§ Assignment:
Write out exactly what each line says, starting with the first line below and ending on the one with "B. functional from".

§ Source information:
# # #

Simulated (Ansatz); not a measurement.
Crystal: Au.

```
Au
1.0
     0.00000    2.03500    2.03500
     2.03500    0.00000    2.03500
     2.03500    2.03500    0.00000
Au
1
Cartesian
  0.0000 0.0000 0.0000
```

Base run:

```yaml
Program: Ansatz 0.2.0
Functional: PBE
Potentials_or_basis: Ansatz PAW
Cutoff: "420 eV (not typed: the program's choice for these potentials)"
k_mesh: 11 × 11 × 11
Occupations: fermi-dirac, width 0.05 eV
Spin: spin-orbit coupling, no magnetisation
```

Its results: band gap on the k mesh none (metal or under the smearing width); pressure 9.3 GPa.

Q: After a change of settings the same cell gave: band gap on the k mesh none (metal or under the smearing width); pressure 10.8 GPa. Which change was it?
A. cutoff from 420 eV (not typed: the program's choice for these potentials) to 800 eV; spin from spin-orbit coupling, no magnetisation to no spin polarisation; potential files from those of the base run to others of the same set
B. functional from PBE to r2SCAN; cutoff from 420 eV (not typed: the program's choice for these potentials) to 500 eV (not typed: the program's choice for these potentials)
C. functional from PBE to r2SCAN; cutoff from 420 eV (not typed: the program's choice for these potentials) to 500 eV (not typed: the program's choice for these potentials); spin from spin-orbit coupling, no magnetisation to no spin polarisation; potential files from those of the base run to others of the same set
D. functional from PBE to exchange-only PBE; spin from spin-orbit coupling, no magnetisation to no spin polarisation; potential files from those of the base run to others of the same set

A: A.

# # #

§ Task response:
Simulated (Ansatz); not a measurement.
Crystal: Au.

```
Au
1.0
     0.00000    2.03500    2.03500
     2.03500    0.00000    2.03500
     2.03500    2.03500    0.00000
Au
1
Cartesian
  0.0000 0.0000 0.0000
```

Base run:

```yaml
Program: Ansatz 0.2.0
Functional: PBE
Potentials_or_basis: Ansatz PAW
Cutoff: "420 eV (not typed: the program's choice for these potentials)"
k_mesh: 11 × 11 × 11
Occupations: fermi-dirac, width 0.05 eV
Spin: spin-orbit coupling, no magnetisation
```

Its results: band gap on the k mesh none (metal or under the smearing width); pressure 9.3 GPa.

Q: After a change of settings the same cell gave: band gap on the k mesh none (metal or under the smearing width); pressure 10.8 GPa. Which change was it?
A. cutoff from 420 eV (not typed: the program's choice for these potentials) to 800 eV; spin from spin-orbit coupling, no magnetisation to no spin polarisation; potential files from those of the base run to others of the same set
B. functional from PBE to r2SCAN; cutoff from 420 eV (not typed: the program's choice for these potentials) to 500 eV (not typed: the program's choice for these potentials)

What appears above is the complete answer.